+ + + + +

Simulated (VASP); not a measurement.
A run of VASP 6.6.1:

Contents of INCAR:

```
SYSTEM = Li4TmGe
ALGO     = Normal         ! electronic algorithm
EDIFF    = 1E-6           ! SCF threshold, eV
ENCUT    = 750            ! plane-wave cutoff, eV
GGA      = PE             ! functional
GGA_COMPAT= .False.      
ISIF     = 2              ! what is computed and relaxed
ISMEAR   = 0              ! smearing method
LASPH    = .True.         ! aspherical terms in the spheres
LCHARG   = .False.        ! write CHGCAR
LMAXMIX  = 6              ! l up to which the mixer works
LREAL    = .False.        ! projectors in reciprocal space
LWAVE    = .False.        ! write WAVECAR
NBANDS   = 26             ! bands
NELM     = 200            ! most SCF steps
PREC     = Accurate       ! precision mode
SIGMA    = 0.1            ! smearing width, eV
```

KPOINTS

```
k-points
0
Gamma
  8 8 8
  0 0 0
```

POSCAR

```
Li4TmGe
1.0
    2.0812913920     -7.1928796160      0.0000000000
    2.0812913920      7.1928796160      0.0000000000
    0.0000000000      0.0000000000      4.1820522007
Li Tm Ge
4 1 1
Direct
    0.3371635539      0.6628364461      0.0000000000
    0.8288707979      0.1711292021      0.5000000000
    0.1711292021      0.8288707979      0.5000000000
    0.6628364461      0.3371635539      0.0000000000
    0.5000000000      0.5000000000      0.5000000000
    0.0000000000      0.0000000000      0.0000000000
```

+ + + + +

Required action
From the first line to the last, transcribe the data exactly.

Task solution
Simulated (VASP); not a measurement.
A run of VASP 6.6.1:

Contents of INCAR:

```
SYSTEM = Li4TmGe
ALGO     = Normal         ! electronic algorithm
EDIFF    = 1E-6           ! SCF threshold, eV
ENCUT    = 750            ! plane-wave cutoff, eV
GGA      = PE             ! functional
GGA_COMPAT= .False.      
ISIF     = 2              ! what is computed and relaxed
ISMEAR   = 0              ! smearing method
LASPH    = .True.         ! aspherical terms in the spheres
LCHARG   = .False.        ! write CHGCAR
LMAXMIX  = 6              ! l up to which the mixer works
LREAL    = .False.        ! projectors in reciprocal space
LWAVE    = .False.        ! write WAVECAR
NBANDS   = 26             ! bands
NELM     = 200            ! most SCF steps
PREC     = Accurate       ! precision mode
SIGMA    = 0.1            ! smearing width, eV
```

KPOINTS

```
k-points
0
Gamma
  8 8 8
  0 0 0
```

POSCAR

```
Li4TmGe
1.0
    2.0812913920     -7.1928796160      0.0000000000
    2.0812913920      7.1928796160      0.0000000000
    0.0000000000      0.0000000000      4.1820522007
Li Tm Ge
4 1 1
Direct
    0.3371635539      0.6628364461      0.0000000000
    0.8288707979      0.1711292021      0.5000000000
    0.1711292021      0.8288707979      0.5000000000
    0.6628364461      0.3371635539      0.0000000000
    0.5000000000      0.5000000000      0.5000000000
    0.0000000000      0.0000000000      0.0000000000
```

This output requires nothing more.